DATA FOR ANALYSIS section start

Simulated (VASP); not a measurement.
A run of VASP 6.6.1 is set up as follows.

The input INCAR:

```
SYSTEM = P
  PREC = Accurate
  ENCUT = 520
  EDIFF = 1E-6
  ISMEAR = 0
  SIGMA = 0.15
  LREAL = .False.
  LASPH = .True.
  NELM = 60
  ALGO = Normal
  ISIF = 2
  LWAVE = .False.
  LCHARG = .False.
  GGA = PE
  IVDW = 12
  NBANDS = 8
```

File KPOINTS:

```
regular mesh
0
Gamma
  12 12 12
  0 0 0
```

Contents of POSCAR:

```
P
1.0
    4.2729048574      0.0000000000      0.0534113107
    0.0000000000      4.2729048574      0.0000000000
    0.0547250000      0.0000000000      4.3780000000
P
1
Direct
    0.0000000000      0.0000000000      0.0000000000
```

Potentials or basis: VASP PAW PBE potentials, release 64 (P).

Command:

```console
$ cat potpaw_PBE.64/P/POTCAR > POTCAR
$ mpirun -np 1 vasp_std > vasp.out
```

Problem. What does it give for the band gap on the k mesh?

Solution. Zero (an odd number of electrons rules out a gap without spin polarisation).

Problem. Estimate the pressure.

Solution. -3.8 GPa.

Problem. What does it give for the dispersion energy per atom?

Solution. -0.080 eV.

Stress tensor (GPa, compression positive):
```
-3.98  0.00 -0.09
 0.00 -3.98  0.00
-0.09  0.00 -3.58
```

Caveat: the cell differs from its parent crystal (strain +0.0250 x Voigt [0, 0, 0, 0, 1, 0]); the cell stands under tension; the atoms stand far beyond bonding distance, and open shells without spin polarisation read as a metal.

DATA FOR ANALYSIS section end

**WORK REQUEST**
Starting with the first line of the listing above, copy each line exactly until you have copied the line containing "Problem. What does it give for the band". Stop there.

**TASK ANSWER**
Simulated (VASP); not a measurement.
A run of VASP 6.6.1 is set up as follows.

The input INCAR:

```
SYSTEM = P
  PREC = Accurate
  ENCUT = 520
  EDIFF = 1E-6
  ISMEAR = 0
  SIGMA = 0.15
  LREAL = .False.
  LASPH = .True.
  NELM = 60
  ALGO = Normal
  ISIF = 2
  LWAVE = .False.
  LCHARG = .False.
  GGA = PE
  IVDW = 12
  NBANDS = 8
```

File KPOINTS:

```
regular mesh
0
Gamma
  12 12 12
  0 0 0
```

Contents of POSCAR:

```
P
1.0
    4.2729048574      0.0000000000      0.0534113107
    0.0000000000      4.2729048574      0.0000000000
    0.0547250000      0.0000000000      4.3780000000
P
1
Direct
    0.0000000000      0.0000000000      0.0000000000
```

Potentials or basis: VASP PAW PBE potentials, release 64 (P).

Command:

```console
$ cat potpaw_PBE.64/P/POTCAR > POTCAR
$ mpirun -np 1 vasp_std > vasp.out
```

Problem. What does it give for the band gap on the k mesh?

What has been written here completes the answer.